WORK INSTRUCTION
Nothing should be output except the lines from the top of the material below through the line that contains "- The first", each exactly as written.

•••••

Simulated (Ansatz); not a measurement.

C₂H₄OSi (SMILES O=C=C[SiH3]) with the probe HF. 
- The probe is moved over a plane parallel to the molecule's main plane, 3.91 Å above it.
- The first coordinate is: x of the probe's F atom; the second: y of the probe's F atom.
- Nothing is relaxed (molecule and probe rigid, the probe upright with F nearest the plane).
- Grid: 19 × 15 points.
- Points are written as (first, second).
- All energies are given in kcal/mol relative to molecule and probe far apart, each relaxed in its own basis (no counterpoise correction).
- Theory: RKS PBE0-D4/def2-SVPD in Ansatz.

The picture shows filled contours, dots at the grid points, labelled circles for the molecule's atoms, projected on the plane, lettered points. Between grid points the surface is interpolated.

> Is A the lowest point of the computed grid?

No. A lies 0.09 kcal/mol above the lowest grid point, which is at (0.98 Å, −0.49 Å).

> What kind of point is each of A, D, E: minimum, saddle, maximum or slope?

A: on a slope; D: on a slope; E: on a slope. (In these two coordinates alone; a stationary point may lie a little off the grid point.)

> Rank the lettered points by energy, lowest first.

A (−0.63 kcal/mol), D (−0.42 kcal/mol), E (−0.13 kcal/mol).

•••••

EXERCISE ANSWER
Simulated (Ansatz); not a measurement.

C₂H₄OSi (SMILES O=C=C[SiH3]) with the probe HF. 
- The probe is moved over a plane parallel to the molecule's main plane, 3.91 Å above it.
- The first coordinate is: x of the probe's F atom; the second: y of the probe's F atom.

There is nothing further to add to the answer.